• **Work task**
Please output exactly the lines of the material from the first through the line containing "Task: Where is", and nothing more.

• • • • •

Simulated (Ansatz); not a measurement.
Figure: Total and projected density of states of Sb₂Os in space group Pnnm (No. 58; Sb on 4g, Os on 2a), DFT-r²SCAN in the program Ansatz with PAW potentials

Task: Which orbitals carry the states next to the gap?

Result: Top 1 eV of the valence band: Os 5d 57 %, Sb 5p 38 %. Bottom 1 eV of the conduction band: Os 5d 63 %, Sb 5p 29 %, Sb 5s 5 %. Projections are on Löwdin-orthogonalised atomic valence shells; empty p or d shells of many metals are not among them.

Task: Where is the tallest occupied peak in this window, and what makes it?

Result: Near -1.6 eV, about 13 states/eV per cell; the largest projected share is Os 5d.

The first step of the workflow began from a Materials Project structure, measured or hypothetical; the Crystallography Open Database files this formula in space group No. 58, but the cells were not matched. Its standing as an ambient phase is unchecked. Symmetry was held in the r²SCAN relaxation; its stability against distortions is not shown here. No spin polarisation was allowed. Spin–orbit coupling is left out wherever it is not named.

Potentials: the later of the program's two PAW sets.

• • • • •

• **Exercise response**
Simulated (Ansatz); not a measurement.
Figure: Total and projected density of states of Sb₂Os in space group Pnnm (No. 58; Sb on 4g, Os on 2a), DFT-r²SCAN in the program Ansatz with PAW potentials

Task: Which orbitals carry the states next to the gap?

Result: Top 1 eV of the valence band: Os 5d 57 %, Sb 5p 38 %. Bottom 1 eV of the conduction band: Os 5d 63 %, Sb 5p 29 %, Sb 5s 5 %. Projections are on Löwdin-orthogonalised atomic valence shells; empty p or d shells of many metals are not among them.

Task: Where is the tallest occupied peak in this window, and what makes it?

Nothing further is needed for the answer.